• **SUPPLIED RECORDS**
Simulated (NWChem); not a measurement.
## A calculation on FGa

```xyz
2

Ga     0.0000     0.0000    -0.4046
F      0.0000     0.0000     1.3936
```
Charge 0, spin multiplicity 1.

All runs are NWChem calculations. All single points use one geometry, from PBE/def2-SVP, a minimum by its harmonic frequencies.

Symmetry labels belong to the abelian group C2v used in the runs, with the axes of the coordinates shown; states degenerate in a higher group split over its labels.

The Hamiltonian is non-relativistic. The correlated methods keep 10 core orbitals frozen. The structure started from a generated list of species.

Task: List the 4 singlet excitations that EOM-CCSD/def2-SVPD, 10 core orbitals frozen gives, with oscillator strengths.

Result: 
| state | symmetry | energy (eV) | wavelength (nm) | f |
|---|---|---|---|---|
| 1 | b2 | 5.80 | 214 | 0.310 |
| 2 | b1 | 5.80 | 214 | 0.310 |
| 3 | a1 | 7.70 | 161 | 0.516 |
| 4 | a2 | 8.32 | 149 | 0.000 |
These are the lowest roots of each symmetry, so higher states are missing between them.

• **ACTIVITY**
Transcribe each line of the data above, unaltered, from the one where "161 | 0.516 |" appears to the one where "149 | 0.000 |" appears, inclusive of both.

• **ANSWER AREA**
| 3 | a1 | 7.70 | 161 | 0.516 |
| 4 | a2 | 8.32 | 149 | 0.000 |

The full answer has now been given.